Supplied records:
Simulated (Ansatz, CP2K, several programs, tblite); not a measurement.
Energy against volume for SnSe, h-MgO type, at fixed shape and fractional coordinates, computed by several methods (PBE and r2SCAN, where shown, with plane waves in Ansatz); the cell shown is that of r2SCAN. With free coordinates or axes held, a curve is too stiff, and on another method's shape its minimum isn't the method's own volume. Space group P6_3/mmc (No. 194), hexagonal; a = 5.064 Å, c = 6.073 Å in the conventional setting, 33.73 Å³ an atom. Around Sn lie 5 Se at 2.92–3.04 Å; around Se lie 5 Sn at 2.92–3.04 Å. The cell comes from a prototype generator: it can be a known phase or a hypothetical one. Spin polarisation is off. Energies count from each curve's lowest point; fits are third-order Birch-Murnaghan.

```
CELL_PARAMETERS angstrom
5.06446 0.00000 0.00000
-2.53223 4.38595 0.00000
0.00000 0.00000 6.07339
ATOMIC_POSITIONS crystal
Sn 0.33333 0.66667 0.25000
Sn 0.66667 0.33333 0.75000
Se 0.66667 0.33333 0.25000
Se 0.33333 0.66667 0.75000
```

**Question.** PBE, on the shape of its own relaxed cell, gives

Work instruction: The data are to be transcribed in full, exactly as given.

Solution:
Simulated (Ansatz, CP2K, several programs, tblite); not a measurement.
Energy against volume for SnSe, h-MgO type, at fixed shape and fractional coordinates, computed by several methods (PBE and r2SCAN, where shown, with plane waves in Ansatz); the cell shown is that of r2SCAN. With free coordinates or axes held, a curve is too stiff, and on another method's shape its minimum isn't the method's own volume. Space group P6_3/mmc (No. 194), hexagonal; a = 5.064 Å, c = 6.073 Å in the conventional setting, 33.73 Å³ an atom. Around Sn lie 5 Se at 2.92–3.04 Å; around Se lie 5 Sn at 2.92–3.04 Å. The cell comes from a prototype generator: it can be a known phase or a hypothetical one. Spin polarisation is off. Energies count from each curve's lowest point; fits are third-order Birch-Murnaghan.

```
CELL_PARAMETERS angstrom
5.06446 0.00000 0.00000
-2.53223 4.38595 0.00000
0.00000 0.00000 6.07339
ATOMIC_POSITIONS crystal
Sn 0.33333 0.66667 0.25000
Sn 0.66667 0.33333 0.75000
Se 0.66667 0.33333 0.25000
Se 0.33333 0.66667 0.75000
```

**Question.** PBE, on the shape of its own relaxed cell, gives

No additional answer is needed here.